## Requirement
Repeat, please, only the lines from the top of the data down to the line with "The structure derives"; include both of those lines.

:: Information supplied ::

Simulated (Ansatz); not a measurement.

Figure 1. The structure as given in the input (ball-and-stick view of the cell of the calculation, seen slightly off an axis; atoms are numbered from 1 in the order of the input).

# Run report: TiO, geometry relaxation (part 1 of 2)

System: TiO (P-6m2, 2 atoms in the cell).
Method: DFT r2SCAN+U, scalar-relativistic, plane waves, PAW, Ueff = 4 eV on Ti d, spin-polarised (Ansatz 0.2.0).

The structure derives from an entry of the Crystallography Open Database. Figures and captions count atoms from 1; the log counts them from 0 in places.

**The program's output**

:::

## Exercise answer
Simulated (Ansatz); not a measurement.

Figure 1. The structure as given in the input (ball-and-stick view of the cell of the calculation, seen slightly off an axis; atoms are numbered from 1 in the order of the input).

# Run report: TiO, geometry relaxation (part 1 of 2)

System: TiO (P-6m2, 2 atoms in the cell).
Method: DFT r2SCAN+U, scalar-relativistic, plane waves, PAW, Ueff = 4 eV on Ti d, spin-polarised (Ansatz 0.2.0).

The structure derives from an entry of the Crystallography Open Database. Figures and captions count atoms from 1; the log counts them from 0 in places.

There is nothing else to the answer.